◆ Dataset records
+---+
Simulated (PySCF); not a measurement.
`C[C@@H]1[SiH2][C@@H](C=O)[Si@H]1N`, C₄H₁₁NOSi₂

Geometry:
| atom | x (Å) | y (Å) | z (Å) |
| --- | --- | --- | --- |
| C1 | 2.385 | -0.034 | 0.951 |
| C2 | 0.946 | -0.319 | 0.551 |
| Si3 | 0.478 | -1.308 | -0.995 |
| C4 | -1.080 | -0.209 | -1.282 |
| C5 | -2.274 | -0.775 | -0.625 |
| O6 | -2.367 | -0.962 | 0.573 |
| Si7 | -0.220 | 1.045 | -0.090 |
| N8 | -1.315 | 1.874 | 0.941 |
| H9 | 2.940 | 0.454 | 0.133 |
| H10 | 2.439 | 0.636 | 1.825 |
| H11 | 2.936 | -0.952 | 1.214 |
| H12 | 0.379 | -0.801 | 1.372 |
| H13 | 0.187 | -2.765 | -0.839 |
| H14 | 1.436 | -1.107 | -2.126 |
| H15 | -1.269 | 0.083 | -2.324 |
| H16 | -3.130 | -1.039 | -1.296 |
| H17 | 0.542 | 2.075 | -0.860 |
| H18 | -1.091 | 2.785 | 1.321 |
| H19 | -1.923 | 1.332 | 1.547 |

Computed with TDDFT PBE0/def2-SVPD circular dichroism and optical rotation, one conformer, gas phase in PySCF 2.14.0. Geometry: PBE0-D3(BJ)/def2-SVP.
+---+

◆ Requirement
After locating the line that contains "1.332 | 1.547 |", please copy exactly every line from the start of the records through it, and nothing else.

◆ Answer space
Simulated (PySCF); not a measurement.
`C[C@@H]1[SiH2][C@@H](C=O)[Si@H]1N`, C₄H₁₁NOSi₂

Geometry:
| atom | x (Å) | y (Å) | z (Å) |
| --- | --- | --- | --- |
| C1 | 2.385 | -0.034 | 0.951 |
| C2 | 0.946 | -0.319 | 0.551 |
| Si3 | 0.478 | -1.308 | -0.995 |
| C4 | -1.080 | -0.209 | -1.282 |
| C5 | -2.274 | -0.775 | -0.625 |
| O6 | -2.367 | -0.962 | 0.573 |
| Si7 | -0.220 | 1.045 | -0.090 |
| N8 | -1.315 | 1.874 | 0.941 |
| H9 | 2.940 | 0.454 | 0.133 |
| H10 | 2.439 | 0.636 | 1.825 |
| H11 | 2.936 | -0.952 | 1.214 |
| H12 | 0.379 | -0.801 | 1.372 |
| H13 | 0.187 | -2.765 | -0.839 |
| H14 | 1.436 | -1.107 | -2.126 |
| H15 | -1.269 | 0.083 | -2.324 |
| H16 | -3.130 | -1.039 | -1.296 |
| H17 | 0.542 | 2.075 | -0.860 |
| H18 | -1.091 | 2.785 | 1.321 |
| H19 | -1.923 | 1.332 | 1.547 |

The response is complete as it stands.